■ SUPPLIED ENTRIES
————

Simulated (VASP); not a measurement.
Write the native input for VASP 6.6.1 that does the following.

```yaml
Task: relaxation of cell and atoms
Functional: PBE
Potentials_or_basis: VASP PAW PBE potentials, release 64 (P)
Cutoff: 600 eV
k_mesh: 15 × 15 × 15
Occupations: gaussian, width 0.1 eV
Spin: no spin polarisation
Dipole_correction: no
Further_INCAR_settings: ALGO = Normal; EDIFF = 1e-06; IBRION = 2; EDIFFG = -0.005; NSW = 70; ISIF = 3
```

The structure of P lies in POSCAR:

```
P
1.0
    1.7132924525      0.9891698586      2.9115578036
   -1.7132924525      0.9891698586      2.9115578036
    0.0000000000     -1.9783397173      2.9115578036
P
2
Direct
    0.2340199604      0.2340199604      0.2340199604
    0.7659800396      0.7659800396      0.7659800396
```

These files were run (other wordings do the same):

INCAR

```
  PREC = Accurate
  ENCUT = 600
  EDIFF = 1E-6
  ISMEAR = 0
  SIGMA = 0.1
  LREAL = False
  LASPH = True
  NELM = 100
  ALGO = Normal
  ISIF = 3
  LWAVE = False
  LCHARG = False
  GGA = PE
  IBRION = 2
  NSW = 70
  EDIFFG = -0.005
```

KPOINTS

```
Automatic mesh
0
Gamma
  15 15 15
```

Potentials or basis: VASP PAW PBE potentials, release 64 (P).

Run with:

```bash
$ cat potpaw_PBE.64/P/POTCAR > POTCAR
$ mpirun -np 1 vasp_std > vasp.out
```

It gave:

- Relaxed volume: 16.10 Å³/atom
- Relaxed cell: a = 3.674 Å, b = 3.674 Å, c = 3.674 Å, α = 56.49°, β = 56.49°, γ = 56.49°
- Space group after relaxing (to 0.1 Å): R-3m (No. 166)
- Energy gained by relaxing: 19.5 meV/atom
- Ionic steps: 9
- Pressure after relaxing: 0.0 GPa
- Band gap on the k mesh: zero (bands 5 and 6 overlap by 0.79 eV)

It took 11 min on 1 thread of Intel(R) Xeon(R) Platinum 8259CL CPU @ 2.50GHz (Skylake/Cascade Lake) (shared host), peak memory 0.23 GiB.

————

■ ASSIGNMENT
For the material above, reproduce exactly the lines from the line with "- Pressure after relaxing: 0.0 GPa" to the line with "- Band gap on", inclusive, and exclude all others.

■ EXERCISE OUTPUT
- Pressure after relaxing: 0.0 GPa
- Band gap on the k mesh: zero (bands 5 and 6 overlap by 0.79 eV)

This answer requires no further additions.